:: ENTRIES SHOWN ::

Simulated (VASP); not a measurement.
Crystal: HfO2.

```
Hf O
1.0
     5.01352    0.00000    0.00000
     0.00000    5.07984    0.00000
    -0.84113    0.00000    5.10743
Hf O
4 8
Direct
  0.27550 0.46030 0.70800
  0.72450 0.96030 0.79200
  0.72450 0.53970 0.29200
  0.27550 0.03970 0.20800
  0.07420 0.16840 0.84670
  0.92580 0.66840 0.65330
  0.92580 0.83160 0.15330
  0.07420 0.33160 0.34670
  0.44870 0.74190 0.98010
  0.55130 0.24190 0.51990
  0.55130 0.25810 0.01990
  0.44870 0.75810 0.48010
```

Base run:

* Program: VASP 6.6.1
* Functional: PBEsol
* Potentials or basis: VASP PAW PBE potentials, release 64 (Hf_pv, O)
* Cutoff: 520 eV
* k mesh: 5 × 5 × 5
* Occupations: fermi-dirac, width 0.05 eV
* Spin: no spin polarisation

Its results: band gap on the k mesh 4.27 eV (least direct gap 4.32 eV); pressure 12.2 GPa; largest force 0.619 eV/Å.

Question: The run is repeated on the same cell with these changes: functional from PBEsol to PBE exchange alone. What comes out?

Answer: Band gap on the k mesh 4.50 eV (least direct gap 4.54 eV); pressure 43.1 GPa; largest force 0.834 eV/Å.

:::

The answer is the records above restated word for word from their opening line through the line that holds "mesh: 5 × 5 × 5", both included, and nothing else.

Simulated (VASP); not a measurement.
Crystal: HfO2.

```
Hf O
1.0
     5.01352    0.00000    0.00000
     0.00000    5.07984    0.00000
    -0.84113    0.00000    5.10743
Hf O
4 8
Direct
  0.27550 0.46030 0.70800
  0.72450 0.96030 0.79200
  0.72450 0.53970 0.29200
  0.27550 0.03970 0.20800
  0.07420 0.16840 0.84670
  0.92580 0.66840 0.65330
  0.92580 0.83160 0.15330
  0.07420 0.33160 0.34670
  0.44870 0.74190 0.98010
  0.55130 0.24190 0.51990
  0.55130 0.25810 0.01990
  0.44870 0.75810 0.48010
```

Base run:

* Program: VASP 6.6.1
* Functional: PBEsol
* Potentials or basis: VASP PAW PBE potentials, release 64 (Hf_pv, O)
* Cutoff: 520 eV
* k mesh: 5 × 5 × 5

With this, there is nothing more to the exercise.